[ASSIGNMENT]
Your task is to write out all of the records once more, exactly.

[DATA PROVIDED]
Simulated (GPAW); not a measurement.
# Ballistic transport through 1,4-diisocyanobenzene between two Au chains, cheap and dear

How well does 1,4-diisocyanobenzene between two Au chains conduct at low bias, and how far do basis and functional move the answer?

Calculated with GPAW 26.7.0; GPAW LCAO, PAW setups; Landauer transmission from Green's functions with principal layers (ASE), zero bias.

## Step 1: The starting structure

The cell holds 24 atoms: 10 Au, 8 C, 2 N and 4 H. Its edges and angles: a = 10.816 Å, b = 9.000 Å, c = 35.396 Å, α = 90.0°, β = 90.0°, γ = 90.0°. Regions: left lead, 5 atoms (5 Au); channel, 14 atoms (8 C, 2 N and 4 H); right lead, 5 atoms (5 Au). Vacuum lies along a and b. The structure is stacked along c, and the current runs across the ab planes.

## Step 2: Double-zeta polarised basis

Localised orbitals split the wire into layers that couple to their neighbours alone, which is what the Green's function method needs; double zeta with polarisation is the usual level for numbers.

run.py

[ANSWER SPACE]
Simulated (GPAW); not a measurement.
# Ballistic transport through 1,4-diisocyanobenzene between two Au chains, cheap and dear

How well does 1,4-diisocyanobenzene between two Au chains conduct at low bias, and how far do basis and functional move the answer?

Calculated with GPAW 26.7.0; GPAW LCAO, PAW setups; Landauer transmission from Green's functions with principal layers (ASE), zero bias.

## Step 1: The starting structure

The cell holds 24 atoms: 10 Au, 8 C, 2 N and 4 H. Its edges and angles: a = 10.816 Å, b = 9.000 Å, c = 35.396 Å, α = 90.0°, β = 90.0°, γ = 90.0°. Regions: left lead, 5 atoms (5 Au); channel, 14 atoms (8 C, 2 N and 4 H); right lead, 5 atoms (5 Au). Vacuum lies along a and b. The structure is stacked along c, and the current runs across the ab planes.

## Step 2: Double-zeta polarised basis

Localised orbitals split the wire into layers that couple to their neighbours alone, which is what the Green's function method needs; double zeta with polarisation is the usual level for numbers.

run.py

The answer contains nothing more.